::::::::
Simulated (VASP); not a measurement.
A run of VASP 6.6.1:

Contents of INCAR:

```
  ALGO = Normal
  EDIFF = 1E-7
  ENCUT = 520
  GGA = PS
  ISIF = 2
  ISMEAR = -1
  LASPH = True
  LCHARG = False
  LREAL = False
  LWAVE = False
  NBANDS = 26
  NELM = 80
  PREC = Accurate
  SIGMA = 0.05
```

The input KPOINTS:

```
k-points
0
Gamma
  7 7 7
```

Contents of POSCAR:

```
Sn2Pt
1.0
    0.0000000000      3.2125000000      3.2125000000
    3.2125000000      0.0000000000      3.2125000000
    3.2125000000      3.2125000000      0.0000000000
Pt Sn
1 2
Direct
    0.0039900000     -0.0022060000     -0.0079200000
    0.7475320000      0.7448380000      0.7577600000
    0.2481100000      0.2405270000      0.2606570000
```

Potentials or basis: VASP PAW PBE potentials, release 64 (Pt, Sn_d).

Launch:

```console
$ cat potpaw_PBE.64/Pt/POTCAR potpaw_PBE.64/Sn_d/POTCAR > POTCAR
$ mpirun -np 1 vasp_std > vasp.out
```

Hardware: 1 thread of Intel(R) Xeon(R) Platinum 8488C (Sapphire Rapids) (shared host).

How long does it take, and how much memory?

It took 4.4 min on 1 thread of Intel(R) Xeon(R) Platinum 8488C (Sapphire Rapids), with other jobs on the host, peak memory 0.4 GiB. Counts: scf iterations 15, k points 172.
::::::::

» **Exercise**:
Please reproduce the lines from the line with "A run of VASP" to the line with "How long does it take, and how much memory?", both ends included, exactly as they appear above.

» **Answer section**:
A run of VASP 6.6.1:

Contents of INCAR:

```
  ALGO = Normal
  EDIFF = 1E-7
  ENCUT = 520
  GGA = PS
  ISIF = 2
  ISMEAR = -1
  LASPH = True
  LCHARG = False
  LREAL = False
  LWAVE = False
  NBANDS = 26
  NELM = 80
  PREC = Accurate
  SIGMA = 0.05
```

The input KPOINTS:

```
k-points
0
Gamma
  7 7 7
```

Contents of POSCAR:

```
Sn2Pt
1.0
    0.0000000000      3.2125000000      3.2125000000
    3.2125000000      0.0000000000      3.2125000000
    3.2125000000      3.2125000000      0.0000000000
Pt Sn
1 2
Direct
    0.0039900000     -0.0022060000     -0.0079200000
    0.7475320000      0.7448380000      0.7577600000
    0.2481100000      0.2405270000      0.2606570000
```

Potentials or basis: VASP PAW PBE potentials, release 64 (Pt, Sn_d).

Launch:

```console
$ cat potpaw_PBE.64/Pt/POTCAR potpaw_PBE.64/Sn_d/POTCAR > POTCAR
$ mpirun -np 1 vasp_std > vasp.out
```

Hardware: 1 thread of Intel(R) Xeon(R) Platinum 8488C (Sapphire Rapids) (shared host).

How long does it take, and how much memory?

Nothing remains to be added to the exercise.